________________________________________
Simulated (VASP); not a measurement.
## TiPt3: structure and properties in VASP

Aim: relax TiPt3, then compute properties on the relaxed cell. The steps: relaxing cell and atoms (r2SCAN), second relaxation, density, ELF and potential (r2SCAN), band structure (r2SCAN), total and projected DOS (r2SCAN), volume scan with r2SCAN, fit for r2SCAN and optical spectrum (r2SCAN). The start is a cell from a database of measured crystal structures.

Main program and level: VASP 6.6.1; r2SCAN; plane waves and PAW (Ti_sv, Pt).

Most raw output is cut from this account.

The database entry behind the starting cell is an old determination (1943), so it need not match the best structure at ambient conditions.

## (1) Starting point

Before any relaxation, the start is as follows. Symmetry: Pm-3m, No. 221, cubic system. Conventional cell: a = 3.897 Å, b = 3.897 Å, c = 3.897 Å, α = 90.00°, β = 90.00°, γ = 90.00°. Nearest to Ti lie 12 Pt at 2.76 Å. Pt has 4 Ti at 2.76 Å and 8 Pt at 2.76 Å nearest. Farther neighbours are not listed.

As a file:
________________________________________

REQUIREMENT
What you return must be an exact retyping of the lines above starting at the line with "Most raw output is cut from this account." and ending at the line with "Before any relaxation, the", and nothing besides.

WRITTEN REPLY
Most raw output is cut from this account.

The database entry behind the starting cell is an old determination (1943), so it need not match the best structure at ambient conditions.

## (1) Starting point

Before any relaxation, the start is as follows. Symmetry: Pm-3m, No. 221, cubic system. Conventional cell: a = 3.897 Å, b = 3.897 Å, c = 3.897 Å, α = 90.00°, β = 90.00°, γ = 90.00°. Nearest to Ti lie 12 Pt at 2.76 Å. Pt has 4 Ti at 2.76 Å and 8 Pt at 2.76 Å nearest. Farther neighbours are not listed.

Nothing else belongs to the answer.